___ LISTED ENTRIES

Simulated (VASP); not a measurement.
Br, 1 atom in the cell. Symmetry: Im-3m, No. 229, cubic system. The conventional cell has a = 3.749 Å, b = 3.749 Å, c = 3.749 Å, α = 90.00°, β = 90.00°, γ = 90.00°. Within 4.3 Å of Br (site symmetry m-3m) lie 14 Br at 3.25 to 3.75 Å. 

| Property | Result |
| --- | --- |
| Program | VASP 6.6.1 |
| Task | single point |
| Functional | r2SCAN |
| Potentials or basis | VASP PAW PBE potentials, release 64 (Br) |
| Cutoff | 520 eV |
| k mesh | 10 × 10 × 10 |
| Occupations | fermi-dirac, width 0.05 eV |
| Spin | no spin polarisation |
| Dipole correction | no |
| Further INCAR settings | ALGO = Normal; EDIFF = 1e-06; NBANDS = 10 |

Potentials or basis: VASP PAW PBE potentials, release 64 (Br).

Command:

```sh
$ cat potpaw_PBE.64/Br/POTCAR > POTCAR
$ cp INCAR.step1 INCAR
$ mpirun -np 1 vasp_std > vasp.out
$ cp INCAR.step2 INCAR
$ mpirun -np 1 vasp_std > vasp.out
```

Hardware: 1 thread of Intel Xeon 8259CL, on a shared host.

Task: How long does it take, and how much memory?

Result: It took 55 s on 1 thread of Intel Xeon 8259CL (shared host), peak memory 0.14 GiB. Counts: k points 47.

______

ASSIGNED TASK:
Write out exactly the lines above from the line with "single point |" through the line with "Task: How long", both of them included, and leave out all other lines.

ANSWER SPACE:
| Task | single point |
| Functional | r2SCAN |
| Potentials or basis | VASP PAW PBE potentials, release 64 (Br) |
| Cutoff | 520 eV |
| k mesh | 10 × 10 × 10 |
| Occupations | fermi-dirac, width 0.05 eV |
| Spin | no spin polarisation |
| Dipole correction | no |
| Further INCAR settings | ALGO = Normal; EDIFF = 1e-06; NBANDS = 10 |

Potentials or basis: VASP PAW PBE potentials, release 64 (Br).

Command:

```sh
$ cat potpaw_PBE.64/Br/POTCAR > POTCAR
$ cp INCAR.step1 INCAR
$ mpirun -np 1 vasp_std > vasp.out
$ cp INCAR.step2 INCAR
$ mpirun -np 1 vasp_std > vasp.out
```

Hardware: 1 thread of Intel Xeon 8259CL, on a shared host.

Task: How long does it take, and how much memory?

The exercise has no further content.